PROVIDED INFORMATION:
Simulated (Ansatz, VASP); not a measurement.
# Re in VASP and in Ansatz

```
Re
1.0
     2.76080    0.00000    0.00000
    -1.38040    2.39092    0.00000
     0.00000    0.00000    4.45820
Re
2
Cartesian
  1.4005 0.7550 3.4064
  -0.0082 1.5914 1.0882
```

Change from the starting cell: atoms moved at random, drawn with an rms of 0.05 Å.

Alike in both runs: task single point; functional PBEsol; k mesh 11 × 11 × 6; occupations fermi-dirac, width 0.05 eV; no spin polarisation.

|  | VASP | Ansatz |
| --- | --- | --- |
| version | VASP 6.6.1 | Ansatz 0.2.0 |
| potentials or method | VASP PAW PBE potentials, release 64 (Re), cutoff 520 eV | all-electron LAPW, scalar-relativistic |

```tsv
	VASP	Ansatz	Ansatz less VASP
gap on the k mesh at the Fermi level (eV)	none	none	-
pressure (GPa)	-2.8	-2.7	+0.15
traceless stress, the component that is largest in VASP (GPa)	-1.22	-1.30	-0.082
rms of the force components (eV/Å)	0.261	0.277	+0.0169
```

WORK ITEM:
All entries given above should be transcribed exactly, with none omitted.

EXPECTED ANSWER:
Simulated (Ansatz, VASP); not a measurement.
# Re in VASP and in Ansatz

```
Re
1.0
     2.76080    0.00000    0.00000
    -1.38040    2.39092    0.00000
     0.00000    0.00000    4.45820
Re
2
Cartesian
  1.4005 0.7550 3.4064
  -0.0082 1.5914 1.0882
```

Change from the starting cell: atoms moved at random, drawn with an rms of 0.05 Å.

Alike in both runs: task single point; functional PBEsol; k mesh 11 × 11 × 6; occupations fermi-dirac, width 0.05 eV; no spin polarisation.

|  | VASP | Ansatz |
| --- | --- | --- |
| version | VASP 6.6.1 | Ansatz 0.2.0 |
| potentials or method | VASP PAW PBE potentials, release 64 (Re), cutoff 520 eV | all-electron LAPW, scalar-relativistic |

```tsv
	VASP	Ansatz	Ansatz less VASP
gap on the k mesh at the Fermi level (eV)	none	none	-
pressure (GPa)	-2.8	-2.7	+0.15
traceless stress, the component that is largest in VASP (GPa)	-1.22	-1.30	-0.082
rms of the force components (eV/Å)	0.261	0.277	+0.0169
```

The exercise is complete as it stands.